_DATA EXTRACT:_
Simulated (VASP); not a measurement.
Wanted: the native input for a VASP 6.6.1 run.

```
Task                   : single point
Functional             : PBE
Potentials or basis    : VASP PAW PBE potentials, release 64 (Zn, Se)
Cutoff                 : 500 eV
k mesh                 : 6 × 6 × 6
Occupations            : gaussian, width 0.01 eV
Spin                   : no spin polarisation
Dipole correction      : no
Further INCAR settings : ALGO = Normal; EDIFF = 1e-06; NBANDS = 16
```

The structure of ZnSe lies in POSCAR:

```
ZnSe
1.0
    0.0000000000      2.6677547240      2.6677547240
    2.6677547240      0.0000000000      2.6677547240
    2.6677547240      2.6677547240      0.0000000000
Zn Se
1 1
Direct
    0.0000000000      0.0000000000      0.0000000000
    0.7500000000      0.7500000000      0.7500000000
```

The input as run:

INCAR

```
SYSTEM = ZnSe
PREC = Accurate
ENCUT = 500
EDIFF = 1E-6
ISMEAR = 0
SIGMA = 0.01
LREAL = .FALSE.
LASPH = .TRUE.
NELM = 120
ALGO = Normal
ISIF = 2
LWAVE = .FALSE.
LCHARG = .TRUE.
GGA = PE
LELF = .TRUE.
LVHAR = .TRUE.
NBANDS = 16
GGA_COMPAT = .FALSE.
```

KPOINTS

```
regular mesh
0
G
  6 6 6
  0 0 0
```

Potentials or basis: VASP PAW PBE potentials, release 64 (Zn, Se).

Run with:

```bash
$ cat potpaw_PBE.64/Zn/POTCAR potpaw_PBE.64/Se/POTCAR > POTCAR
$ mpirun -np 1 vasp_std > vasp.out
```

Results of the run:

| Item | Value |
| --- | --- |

_WORK INSTRUCTION:_ Print exactly, and only, the lines beginning at the top of the listing and ending at the line with "Item | Value |".

_SOLUTION:_
Simulated (VASP); not a measurement.
Wanted: the native input for a VASP 6.6.1 run.

```
Task                   : single point
Functional             : PBE
Potentials or basis    : VASP PAW PBE potentials, release 64 (Zn, Se)
Cutoff                 : 500 eV
k mesh                 : 6 × 6 × 6
Occupations            : gaussian, width 0.01 eV
Spin                   : no spin polarisation
Dipole correction      : no
Further INCAR settings : ALGO = Normal; EDIFF = 1e-06; NBANDS = 16
```

The structure of ZnSe lies in POSCAR:

```
ZnSe
1.0
    0.0000000000      2.6677547240      2.6677547240
    2.6677547240      0.0000000000      2.6677547240
    2.6677547240      2.6677547240      0.0000000000
Zn Se
1 1
Direct
    0.0000000000      0.0000000000      0.0000000000
    0.7500000000      0.7500000000      0.7500000000
```

The input as run:

INCAR

```
SYSTEM = ZnSe
PREC = Accurate
ENCUT = 500
EDIFF = 1E-6
ISMEAR = 0
SIGMA = 0.01
LREAL = .FALSE.
LASPH = .TRUE.
NELM = 120
ALGO = Normal
ISIF = 2
LWAVE = .FALSE.
LCHARG = .TRUE.
GGA = PE
LELF = .TRUE.
LVHAR = .TRUE.
NBANDS = 16
GGA_COMPAT = .FALSE.
```

KPOINTS

```
regular mesh
0
G
  6 6 6
  0 0 0
```

Potentials or basis: VASP PAW PBE potentials, release 64 (Zn, Se).

Run with:

```bash
$ cat potpaw_PBE.64/Zn/POTCAR potpaw_PBE.64/Se/POTCAR > POTCAR
$ mpirun -np 1 vasp_std > vasp.out
```

Results of the run:

| Item | Value |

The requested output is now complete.